- **SUPPLIED INFORMATION**:
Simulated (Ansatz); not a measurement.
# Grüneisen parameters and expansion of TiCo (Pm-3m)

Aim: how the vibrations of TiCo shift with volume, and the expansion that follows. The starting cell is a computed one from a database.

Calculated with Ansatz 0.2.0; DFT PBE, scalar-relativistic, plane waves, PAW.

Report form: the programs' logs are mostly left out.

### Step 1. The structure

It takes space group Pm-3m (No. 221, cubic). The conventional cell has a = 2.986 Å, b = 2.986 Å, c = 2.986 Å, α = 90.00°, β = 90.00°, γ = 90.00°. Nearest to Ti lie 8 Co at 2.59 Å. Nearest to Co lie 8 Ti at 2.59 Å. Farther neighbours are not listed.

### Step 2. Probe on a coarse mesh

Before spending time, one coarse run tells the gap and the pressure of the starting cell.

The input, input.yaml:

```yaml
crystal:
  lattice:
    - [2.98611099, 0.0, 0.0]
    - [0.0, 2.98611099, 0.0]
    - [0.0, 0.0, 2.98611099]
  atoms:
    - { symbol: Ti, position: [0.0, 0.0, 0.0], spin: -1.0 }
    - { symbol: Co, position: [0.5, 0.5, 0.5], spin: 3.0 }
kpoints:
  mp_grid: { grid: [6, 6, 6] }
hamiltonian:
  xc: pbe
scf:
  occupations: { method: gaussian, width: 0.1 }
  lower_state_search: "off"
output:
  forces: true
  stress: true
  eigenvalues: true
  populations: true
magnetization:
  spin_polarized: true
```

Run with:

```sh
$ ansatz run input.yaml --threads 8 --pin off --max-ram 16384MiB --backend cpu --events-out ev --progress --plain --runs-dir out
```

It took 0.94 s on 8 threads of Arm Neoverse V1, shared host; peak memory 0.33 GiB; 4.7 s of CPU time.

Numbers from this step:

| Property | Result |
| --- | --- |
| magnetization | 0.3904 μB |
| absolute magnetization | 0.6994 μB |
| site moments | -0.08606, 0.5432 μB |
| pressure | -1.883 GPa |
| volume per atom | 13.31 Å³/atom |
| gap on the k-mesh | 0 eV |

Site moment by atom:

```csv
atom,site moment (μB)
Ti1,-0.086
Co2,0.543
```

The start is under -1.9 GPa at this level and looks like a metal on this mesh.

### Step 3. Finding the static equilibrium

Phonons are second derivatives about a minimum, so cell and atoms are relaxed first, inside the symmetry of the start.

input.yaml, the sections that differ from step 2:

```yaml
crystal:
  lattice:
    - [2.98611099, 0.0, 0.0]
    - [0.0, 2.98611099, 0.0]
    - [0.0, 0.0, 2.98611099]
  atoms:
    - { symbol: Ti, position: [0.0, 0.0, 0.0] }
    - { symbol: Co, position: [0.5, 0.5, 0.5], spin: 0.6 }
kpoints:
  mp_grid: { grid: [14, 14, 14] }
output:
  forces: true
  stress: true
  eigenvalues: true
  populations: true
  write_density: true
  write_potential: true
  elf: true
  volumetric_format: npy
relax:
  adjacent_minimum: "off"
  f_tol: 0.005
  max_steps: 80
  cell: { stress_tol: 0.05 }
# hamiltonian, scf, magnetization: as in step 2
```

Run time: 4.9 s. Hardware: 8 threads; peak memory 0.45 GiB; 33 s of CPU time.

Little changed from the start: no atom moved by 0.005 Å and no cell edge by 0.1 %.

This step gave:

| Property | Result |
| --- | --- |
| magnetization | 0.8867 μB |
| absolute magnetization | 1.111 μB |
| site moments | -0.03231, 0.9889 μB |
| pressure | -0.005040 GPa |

- **EXERCISE**: Copy out the lines above exactly, beginning at the one that contains "Little changed from" and ending at the one that contains "0.9889 μB |".

- **TASK RESULT**:
Little changed from the start: no atom moved by 0.005 Å and no cell edge by 0.1 %.

This step gave:

| Property | Result |
| --- | --- |
| magnetization | 0.8867 μB |
| absolute magnetization | 1.111 μB |
| site moments | -0.03231, 0.9889 μB |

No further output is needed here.